§ **Dataset entries**:
*** Begin section ***

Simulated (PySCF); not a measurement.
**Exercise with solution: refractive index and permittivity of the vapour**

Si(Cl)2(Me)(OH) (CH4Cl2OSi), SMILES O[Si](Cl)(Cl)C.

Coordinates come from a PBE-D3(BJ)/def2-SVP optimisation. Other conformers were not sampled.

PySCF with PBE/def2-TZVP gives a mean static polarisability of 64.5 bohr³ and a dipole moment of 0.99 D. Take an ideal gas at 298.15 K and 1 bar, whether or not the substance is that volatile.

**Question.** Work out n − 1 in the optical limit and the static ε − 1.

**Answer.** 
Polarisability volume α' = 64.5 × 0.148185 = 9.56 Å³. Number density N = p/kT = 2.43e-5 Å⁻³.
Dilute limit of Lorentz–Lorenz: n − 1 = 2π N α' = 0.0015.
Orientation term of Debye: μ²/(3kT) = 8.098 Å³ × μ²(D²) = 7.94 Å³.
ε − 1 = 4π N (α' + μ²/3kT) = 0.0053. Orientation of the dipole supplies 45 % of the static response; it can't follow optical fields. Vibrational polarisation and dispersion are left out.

*** End section ***

§ **Work order**:
In the entries above, the lines between the one holding "Polarisability volume α'" and the one holding "Orientation term of", inclusive, are to be printed exactly as written, and those alone.

§ **Written answer**:
Polarisability volume α' = 64.5 × 0.148185 = 9.56 Å³. Number density N = p/kT = 2.43e-5 Å⁻³.
Dilute limit of Lorentz–Lorenz: n − 1 = 2π N α' = 0.0015.
Orientation term of Debye: μ²/(3kT) = 8.098 Å³ × μ²(D²) = 7.94 Å³.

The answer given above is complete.